Data section =
##########

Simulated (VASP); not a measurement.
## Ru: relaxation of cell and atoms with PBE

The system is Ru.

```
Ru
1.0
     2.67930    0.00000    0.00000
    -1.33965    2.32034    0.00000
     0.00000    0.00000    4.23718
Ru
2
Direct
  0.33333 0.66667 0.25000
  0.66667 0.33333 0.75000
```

##########

Required action =
Give the records again, complete and exact.

Your response =
Simulated (VASP); not a measurement.
## Ru: relaxation of cell and atoms with PBE

The system is Ru.

```
Ru
1.0
     2.67930    0.00000    0.00000
    -1.33965    2.32034    0.00000
     0.00000    0.00000    4.23718
Ru
2
Direct
  0.33333 0.66667 0.25000
  0.66667 0.33333 0.75000
```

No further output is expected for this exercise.